● Entries shown
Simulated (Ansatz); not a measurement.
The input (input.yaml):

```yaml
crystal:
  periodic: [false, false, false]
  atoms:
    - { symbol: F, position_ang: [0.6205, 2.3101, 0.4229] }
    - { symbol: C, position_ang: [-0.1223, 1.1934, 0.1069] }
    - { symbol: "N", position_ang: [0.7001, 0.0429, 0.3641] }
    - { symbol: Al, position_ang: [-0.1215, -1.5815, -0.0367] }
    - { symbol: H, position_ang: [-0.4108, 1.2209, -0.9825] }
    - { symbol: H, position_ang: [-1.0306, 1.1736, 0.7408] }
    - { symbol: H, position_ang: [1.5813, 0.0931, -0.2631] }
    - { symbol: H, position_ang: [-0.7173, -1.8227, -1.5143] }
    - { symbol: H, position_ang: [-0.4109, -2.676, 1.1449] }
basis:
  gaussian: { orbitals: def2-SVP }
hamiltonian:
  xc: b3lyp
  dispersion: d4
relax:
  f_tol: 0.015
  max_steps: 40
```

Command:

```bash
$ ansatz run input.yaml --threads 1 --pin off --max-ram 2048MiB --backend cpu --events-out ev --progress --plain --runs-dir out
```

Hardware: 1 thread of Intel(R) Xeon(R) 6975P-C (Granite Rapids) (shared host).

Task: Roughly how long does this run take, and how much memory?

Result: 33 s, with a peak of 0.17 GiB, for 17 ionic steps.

● Work task
Everything from the first line of the listing above through the line holding "Task: Roughly how" must be retyped exactly; nothing else belongs in the reply.

● Written answer
Simulated (Ansatz); not a measurement.
The input (input.yaml):

```yaml
crystal:
  periodic: [false, false, false]
  atoms:
    - { symbol: F, position_ang: [0.6205, 2.3101, 0.4229] }
    - { symbol: C, position_ang: [-0.1223, 1.1934, 0.1069] }
    - { symbol: "N", position_ang: [0.7001, 0.0429, 0.3641] }
    - { symbol: Al, position_ang: [-0.1215, -1.5815, -0.0367] }
    - { symbol: H, position_ang: [-0.4108, 1.2209, -0.9825] }
    - { symbol: H, position_ang: [-1.0306, 1.1736, 0.7408] }
    - { symbol: H, position_ang: [1.5813, 0.0931, -0.2631] }
    - { symbol: H, position_ang: [-0.7173, -1.8227, -1.5143] }
    - { symbol: H, position_ang: [-0.4109, -2.676, 1.1449] }
basis:
  gaussian: { orbitals: def2-SVP }
hamiltonian:
  xc: b3lyp
  dispersion: d4
relax:
  f_tol: 0.015
  max_steps: 40
```

Command:

```bash
$ ansatz run input.yaml --threads 1 --pin off --max-ram 2048MiB --backend cpu --events-out ev --progress --plain --runs-dir out
```

Hardware: 1 thread of Intel(R) Xeon(R) 6975P-C (Granite Rapids) (shared host).

Task: Roughly how long does this run take, and how much memory?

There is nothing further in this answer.